-- Data for analysis follows --

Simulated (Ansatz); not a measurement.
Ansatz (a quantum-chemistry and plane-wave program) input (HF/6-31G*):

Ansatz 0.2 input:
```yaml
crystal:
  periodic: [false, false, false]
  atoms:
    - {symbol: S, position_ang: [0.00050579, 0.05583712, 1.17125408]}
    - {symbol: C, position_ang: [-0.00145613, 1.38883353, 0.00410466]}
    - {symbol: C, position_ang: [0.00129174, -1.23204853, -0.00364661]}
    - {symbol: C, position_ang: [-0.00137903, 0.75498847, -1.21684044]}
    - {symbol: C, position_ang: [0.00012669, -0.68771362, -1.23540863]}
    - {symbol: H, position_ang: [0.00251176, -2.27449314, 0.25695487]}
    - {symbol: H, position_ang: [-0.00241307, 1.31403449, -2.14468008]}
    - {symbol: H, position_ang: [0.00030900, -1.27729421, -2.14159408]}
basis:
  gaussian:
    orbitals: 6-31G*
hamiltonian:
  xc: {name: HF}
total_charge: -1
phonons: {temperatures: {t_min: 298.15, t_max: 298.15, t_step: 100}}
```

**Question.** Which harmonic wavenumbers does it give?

-- Data for analysis concluded --

A word-for-word copy of all the entries above is required.

Simulated (Ansatz); not a measurement.
Ansatz (a quantum-chemistry and plane-wave program) input (HF/6-31G*):

Ansatz 0.2 input:
```yaml
crystal:
  periodic: [false, false, false]
  atoms:
    - {symbol: S, position_ang: [0.00050579, 0.05583712, 1.17125408]}
    - {symbol: C, position_ang: [-0.00145613, 1.38883353, 0.00410466]}
    - {symbol: C, position_ang: [0.00129174, -1.23204853, -0.00364661]}
    - {symbol: C, position_ang: [-0.00137903, 0.75498847, -1.21684044]}
    - {symbol: C, position_ang: [0.00012669, -0.68771362, -1.23540863]}
    - {symbol: H, position_ang: [0.00251176, -2.27449314, 0.25695487]}
    - {symbol: H, position_ang: [-0.00241307, 1.31403449, -2.14468008]}
    - {symbol: H, position_ang: [0.00030900, -1.27729421, -2.14159408]}
basis:
  gaussian:
    orbitals: 6-31G*
hamiltonian:
  xc: {name: HF}
total_charge: -1
phonons: {temperatures: {t_min: 298.15, t_max: 298.15, t_step: 100}}
```

**Question.** Which harmonic wavenumbers does it give?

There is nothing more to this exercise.